§ **Assignment**: In your reply, restate all of the records below word for word.

§ **Information given**:
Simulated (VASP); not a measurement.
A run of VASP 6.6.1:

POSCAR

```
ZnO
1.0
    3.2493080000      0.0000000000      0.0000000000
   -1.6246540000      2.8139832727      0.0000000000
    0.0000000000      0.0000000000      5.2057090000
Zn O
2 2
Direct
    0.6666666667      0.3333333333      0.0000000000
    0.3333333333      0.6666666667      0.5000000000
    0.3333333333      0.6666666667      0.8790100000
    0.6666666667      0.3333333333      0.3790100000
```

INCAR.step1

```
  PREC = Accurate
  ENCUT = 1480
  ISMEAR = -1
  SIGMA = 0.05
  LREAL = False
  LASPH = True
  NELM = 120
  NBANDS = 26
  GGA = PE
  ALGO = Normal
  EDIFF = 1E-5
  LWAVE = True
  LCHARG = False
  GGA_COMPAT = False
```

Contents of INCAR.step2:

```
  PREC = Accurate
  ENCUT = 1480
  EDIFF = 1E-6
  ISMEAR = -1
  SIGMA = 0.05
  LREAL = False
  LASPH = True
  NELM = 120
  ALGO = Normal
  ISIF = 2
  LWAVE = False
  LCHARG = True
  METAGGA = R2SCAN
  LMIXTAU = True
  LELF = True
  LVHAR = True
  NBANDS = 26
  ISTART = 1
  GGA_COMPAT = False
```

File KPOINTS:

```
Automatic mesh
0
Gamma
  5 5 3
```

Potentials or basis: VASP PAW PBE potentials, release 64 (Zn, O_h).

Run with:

§ **Written reply**:
Simulated (VASP); not a measurement.
A run of VASP 6.6.1:

POSCAR

```
ZnO
1.0
    3.2493080000      0.0000000000      0.0000000000
   -1.6246540000      2.8139832727      0.0000000000
    0.0000000000      0.0000000000      5.2057090000
Zn O
2 2
Direct
    0.6666666667      0.3333333333      0.0000000000
    0.3333333333      0.6666666667      0.5000000000
    0.3333333333      0.6666666667      0.8790100000
    0.6666666667      0.3333333333      0.3790100000
```

INCAR.step1

```
  PREC = Accurate
  ENCUT = 1480
  ISMEAR = -1
  SIGMA = 0.05
  LREAL = False
  LASPH = True
  NELM = 120
  NBANDS = 26
  GGA = PE
  ALGO = Normal
  EDIFF = 1E-5
  LWAVE = True
  LCHARG = False
  GGA_COMPAT = False
```

Contents of INCAR.step2:

```
  PREC = Accurate
  ENCUT = 1480
  EDIFF = 1E-6
  ISMEAR = -1
  SIGMA = 0.05
  LREAL = False
  LASPH = True
  NELM = 120
  ALGO = Normal
  ISIF = 2
  LWAVE = False
  LCHARG = True
  METAGGA = R2SCAN
  LMIXTAU = True
  LELF = True
  LVHAR = True
  NBANDS = 26
  ISTART = 1
  GGA_COMPAT = False
```

File KPOINTS:

```
Automatic mesh
0
Gamma
  5 5 3
```

Potentials or basis: VASP PAW PBE potentials, release 64 (Zn, O_h).

Run with:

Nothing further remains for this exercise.